^^^^^^^^^^^^^^^^
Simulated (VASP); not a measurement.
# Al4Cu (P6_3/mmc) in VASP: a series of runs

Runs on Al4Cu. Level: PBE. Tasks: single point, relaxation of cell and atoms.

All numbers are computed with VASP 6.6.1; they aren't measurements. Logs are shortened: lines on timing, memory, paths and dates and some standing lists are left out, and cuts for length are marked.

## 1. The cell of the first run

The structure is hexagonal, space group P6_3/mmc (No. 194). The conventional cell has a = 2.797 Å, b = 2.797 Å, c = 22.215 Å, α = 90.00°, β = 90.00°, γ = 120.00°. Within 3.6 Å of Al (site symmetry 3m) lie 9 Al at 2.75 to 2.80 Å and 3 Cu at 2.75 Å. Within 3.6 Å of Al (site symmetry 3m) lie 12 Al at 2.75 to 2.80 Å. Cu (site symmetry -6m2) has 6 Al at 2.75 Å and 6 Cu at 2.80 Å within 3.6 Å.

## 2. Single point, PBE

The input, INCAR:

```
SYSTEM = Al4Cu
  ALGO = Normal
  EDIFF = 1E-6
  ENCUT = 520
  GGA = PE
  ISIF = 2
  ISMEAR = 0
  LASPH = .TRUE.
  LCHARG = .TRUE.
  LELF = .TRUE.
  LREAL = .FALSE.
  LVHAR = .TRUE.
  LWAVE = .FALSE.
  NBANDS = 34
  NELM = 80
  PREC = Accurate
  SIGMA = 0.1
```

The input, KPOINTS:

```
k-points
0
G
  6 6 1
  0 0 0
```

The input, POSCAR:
^^^^^^^^^^^^^^^^

Assignment:
If a line falls between the first line of the data above and the line holding "## 1. The cell of the first run", inclusive, retype it exactly; retype no other line.

Exercise output:
Simulated (VASP); not a measurement.
# Al4Cu (P6_3/mmc) in VASP: a series of runs

Runs on Al4Cu. Level: PBE. Tasks: single point, relaxation of cell and atoms.

All numbers are computed with VASP 6.6.1; they aren't measurements. Logs are shortened: lines on timing, memory, paths and dates and some standing lists are left out, and cuts for length are marked.

## 1. The cell of the first run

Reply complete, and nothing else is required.